- **AVAILABLE DATA**:
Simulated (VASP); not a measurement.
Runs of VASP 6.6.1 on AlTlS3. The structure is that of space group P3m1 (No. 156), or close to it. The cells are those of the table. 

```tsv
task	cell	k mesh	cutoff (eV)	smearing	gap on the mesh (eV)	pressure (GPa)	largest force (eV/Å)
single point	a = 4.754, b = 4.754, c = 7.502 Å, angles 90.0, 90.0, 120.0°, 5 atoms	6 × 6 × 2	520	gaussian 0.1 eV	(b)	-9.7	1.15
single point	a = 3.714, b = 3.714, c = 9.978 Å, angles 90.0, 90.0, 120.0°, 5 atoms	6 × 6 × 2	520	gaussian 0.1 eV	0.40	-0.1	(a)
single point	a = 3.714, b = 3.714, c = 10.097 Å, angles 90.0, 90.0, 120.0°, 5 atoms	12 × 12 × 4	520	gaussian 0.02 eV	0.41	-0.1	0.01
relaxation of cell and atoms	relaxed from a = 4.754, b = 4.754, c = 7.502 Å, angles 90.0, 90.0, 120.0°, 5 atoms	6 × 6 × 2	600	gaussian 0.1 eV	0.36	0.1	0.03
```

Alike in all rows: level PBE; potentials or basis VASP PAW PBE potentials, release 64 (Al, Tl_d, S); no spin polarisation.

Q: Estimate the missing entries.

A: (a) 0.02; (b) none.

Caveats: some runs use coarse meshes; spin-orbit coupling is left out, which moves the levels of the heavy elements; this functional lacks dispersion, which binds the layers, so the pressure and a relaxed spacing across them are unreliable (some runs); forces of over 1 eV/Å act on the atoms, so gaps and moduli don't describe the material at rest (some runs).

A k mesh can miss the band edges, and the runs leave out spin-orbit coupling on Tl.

- **REQUIREMENT**:
What is needed is an exact repetition of the lines from the first line of the records through the line containing "A: (a) 0.02; (b) none.", both ends included, and nothing more.

- **TASK ANSWER**:
Simulated (VASP); not a measurement.
Runs of VASP 6.6.1 on AlTlS3. The structure is that of space group P3m1 (No. 156), or close to it. The cells are those of the table. 

```tsv
task	cell	k mesh	cutoff (eV)	smearing	gap on the mesh (eV)	pressure (GPa)	largest force (eV/Å)
single point	a = 4.754, b = 4.754, c = 7.502 Å, angles 90.0, 90.0, 120.0°, 5 atoms	6 × 6 × 2	520	gaussian 0.1 eV	(b)	-9.7	1.15
single point	a = 3.714, b = 3.714, c = 9.978 Å, angles 90.0, 90.0, 120.0°, 5 atoms	6 × 6 × 2	520	gaussian 0.1 eV	0.40	-0.1	(a)
single point	a = 3.714, b = 3.714, c = 10.097 Å, angles 90.0, 90.0, 120.0°, 5 atoms	12 × 12 × 4	520	gaussian 0.02 eV	0.41	-0.1	0.01
relaxation of cell and atoms	relaxed from a = 4.754, b = 4.754, c = 7.502 Å, angles 90.0, 90.0, 120.0°, 5 atoms	6 × 6 × 2	600	gaussian 0.1 eV	0.36	0.1	0.03
```

Alike in all rows: level PBE; potentials or basis VASP PAW PBE potentials, release 64 (Al, Tl_d, S); no spin polarisation.

Q: Estimate the missing entries.

A: (a) 0.02; (b) none.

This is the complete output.